Requirement. Nothing is needed except the lines below that run from the one with "Problem. Give the" through the one with "energy 15.0 kcal/mol.", repeated exactly.

START Source data

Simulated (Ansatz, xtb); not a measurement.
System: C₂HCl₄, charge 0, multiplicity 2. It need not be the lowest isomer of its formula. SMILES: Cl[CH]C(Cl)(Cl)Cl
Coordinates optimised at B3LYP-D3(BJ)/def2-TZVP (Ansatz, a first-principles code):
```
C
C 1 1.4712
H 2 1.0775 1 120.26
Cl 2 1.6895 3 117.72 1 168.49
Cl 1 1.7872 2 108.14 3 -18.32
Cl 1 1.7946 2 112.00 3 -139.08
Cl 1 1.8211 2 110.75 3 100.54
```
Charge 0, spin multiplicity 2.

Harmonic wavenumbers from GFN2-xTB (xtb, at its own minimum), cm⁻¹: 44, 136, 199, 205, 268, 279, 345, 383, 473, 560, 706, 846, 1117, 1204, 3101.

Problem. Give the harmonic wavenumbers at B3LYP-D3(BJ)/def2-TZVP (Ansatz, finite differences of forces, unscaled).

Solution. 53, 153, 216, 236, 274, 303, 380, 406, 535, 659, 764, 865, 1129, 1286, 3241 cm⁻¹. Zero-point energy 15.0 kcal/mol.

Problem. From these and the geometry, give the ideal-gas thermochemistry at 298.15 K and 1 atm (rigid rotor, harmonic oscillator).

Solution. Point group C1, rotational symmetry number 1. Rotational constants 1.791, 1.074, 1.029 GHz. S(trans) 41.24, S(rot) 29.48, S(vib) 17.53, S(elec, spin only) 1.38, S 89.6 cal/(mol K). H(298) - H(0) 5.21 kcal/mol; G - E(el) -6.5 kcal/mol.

END Source data

Exercise solution.
Problem. Give the harmonic wavenumbers at B3LYP-D3(BJ)/def2-TZVP (Ansatz, finite differences of forces, unscaled).

Solution. 53, 153, 216, 236, 274, 303, 380, 406, 535, 659, 764, 865, 1129, 1286, 3241 cm⁻¹. Zero-point energy 15.0 kcal/mol.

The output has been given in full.